SUPPLIED ENTRIES:
────
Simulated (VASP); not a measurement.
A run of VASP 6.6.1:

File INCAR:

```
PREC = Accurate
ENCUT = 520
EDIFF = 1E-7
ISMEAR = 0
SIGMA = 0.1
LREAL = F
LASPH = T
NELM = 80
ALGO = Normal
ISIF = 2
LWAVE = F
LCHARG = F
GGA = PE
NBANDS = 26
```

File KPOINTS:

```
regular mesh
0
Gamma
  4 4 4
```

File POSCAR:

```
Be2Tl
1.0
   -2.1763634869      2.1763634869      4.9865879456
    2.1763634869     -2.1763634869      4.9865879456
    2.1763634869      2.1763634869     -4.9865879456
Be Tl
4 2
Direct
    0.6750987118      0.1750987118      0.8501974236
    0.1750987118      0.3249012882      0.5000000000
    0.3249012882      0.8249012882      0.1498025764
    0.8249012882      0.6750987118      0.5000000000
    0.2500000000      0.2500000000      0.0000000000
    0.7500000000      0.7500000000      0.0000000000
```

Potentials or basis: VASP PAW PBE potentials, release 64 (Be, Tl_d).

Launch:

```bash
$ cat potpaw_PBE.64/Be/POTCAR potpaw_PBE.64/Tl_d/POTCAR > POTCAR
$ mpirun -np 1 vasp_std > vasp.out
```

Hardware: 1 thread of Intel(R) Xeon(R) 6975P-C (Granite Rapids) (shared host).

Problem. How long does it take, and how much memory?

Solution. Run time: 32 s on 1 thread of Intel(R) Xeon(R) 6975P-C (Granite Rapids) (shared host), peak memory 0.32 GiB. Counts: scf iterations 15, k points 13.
────

REQUIREMENT: Quote the data above from the line containing "Potentials or basis: VASP" to the line containing "Problem. How long", inclusive, and stop.

YOUR RESPONSE:
Potentials or basis: VASP PAW PBE potentials, release 64 (Be, Tl_d).

Launch:

```bash
$ cat potpaw_PBE.64/Be/POTCAR potpaw_PBE.64/Tl_d/POTCAR > POTCAR
$ mpirun -np 1 vasp_std > vasp.out
```

Hardware: 1 thread of Intel(R) Xeon(R) 6975P-C (Granite Rapids) (shared host).

Problem. How long does it take, and how much memory?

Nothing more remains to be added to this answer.